**WORK INSTRUCTION:** The line containing "Set up the same" marks the end: quote every line from the start of the records below through it, word for word.

+-------+

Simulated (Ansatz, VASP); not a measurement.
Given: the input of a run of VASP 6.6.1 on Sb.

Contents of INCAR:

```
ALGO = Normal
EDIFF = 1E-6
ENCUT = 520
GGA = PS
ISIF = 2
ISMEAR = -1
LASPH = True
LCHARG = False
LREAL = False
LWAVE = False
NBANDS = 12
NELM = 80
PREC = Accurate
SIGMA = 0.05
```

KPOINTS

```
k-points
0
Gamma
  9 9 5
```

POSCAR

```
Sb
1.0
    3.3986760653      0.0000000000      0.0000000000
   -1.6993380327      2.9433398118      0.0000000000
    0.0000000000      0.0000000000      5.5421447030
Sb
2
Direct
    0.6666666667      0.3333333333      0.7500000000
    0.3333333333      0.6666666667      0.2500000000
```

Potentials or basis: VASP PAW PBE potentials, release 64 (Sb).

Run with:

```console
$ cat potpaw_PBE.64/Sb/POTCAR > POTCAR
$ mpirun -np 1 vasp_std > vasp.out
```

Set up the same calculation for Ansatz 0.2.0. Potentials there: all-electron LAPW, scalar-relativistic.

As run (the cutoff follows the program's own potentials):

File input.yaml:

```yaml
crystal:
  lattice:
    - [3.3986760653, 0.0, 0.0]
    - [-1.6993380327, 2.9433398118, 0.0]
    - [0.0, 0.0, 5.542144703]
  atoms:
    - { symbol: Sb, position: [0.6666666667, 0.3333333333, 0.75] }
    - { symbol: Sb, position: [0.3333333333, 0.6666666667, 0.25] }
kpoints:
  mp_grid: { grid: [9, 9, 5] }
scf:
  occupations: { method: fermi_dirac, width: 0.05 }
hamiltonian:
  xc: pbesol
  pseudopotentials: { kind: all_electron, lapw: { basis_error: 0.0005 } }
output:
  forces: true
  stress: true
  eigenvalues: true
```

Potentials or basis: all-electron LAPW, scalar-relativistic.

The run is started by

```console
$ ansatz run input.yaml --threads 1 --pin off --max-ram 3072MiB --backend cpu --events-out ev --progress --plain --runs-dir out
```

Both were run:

+-------+

**EXERCISE ANSWER:**
Simulated (Ansatz, VASP); not a measurement.
Given: the input of a run of VASP 6.6.1 on Sb.

Contents of INCAR:

```
ALGO = Normal
EDIFF = 1E-6
ENCUT = 520
GGA = PS
ISIF = 2
ISMEAR = -1
LASPH = True
LCHARG = False
LREAL = False
LWAVE = False
NBANDS = 12
NELM = 80
PREC = Accurate
SIGMA = 0.05
```

KPOINTS

```
k-points
0
Gamma
  9 9 5
```

POSCAR

```
Sb
1.0
    3.3986760653      0.0000000000      0.0000000000
   -1.6993380327      2.9433398118      0.0000000000
    0.0000000000      0.0000000000      5.5421447030
Sb
2
Direct
    0.6666666667      0.3333333333      0.7500000000
    0.3333333333      0.6666666667      0.2500000000
```

Potentials or basis: VASP PAW PBE potentials, release 64 (Sb).

Run with:

```console
$ cat potpaw_PBE.64/Sb/POTCAR > POTCAR
$ mpirun -np 1 vasp_std > vasp.out
```

Set up the same calculation for Ansatz 0.2.0. Potentials there: all-electron LAPW, scalar-relativistic.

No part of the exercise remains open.